Task item:
Somewhere below are a line with "This is a calculation" and a later line with "Potentials or basis: all-electron". Output exactly those lines and all lines between them.

Source data:
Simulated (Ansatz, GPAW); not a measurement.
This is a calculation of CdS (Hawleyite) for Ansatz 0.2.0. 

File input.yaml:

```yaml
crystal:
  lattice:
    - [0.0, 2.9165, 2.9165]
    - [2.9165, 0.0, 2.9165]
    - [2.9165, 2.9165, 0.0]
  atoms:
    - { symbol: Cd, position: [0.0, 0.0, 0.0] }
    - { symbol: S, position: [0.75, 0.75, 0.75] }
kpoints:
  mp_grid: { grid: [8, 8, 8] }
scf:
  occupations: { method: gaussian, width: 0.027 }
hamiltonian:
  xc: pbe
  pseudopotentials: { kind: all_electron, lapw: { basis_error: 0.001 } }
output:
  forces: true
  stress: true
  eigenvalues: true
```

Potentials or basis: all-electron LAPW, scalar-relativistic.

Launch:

Written reply:
This is a calculation of CdS (Hawleyite) for Ansatz 0.2.0. 

File input.yaml:

```yaml
crystal:
  lattice:
    - [0.0, 2.9165, 2.9165]
    - [2.9165, 0.0, 2.9165]
    - [2.9165, 2.9165, 0.0]
  atoms:
    - { symbol: Cd, position: [0.0, 0.0, 0.0] }
    - { symbol: S, position: [0.75, 0.75, 0.75] }
kpoints:
  mp_grid: { grid: [8, 8, 8] }
scf:
  occupations: { method: gaussian, width: 0.027 }
hamiltonian:
  xc: pbe
  pseudopotentials: { kind: all_electron, lapw: { basis_error: 0.001 } }
output:
  forces: true
  stress: true
  eigenvalues: true
```

Potentials or basis: all-electron LAPW, scalar-relativistic.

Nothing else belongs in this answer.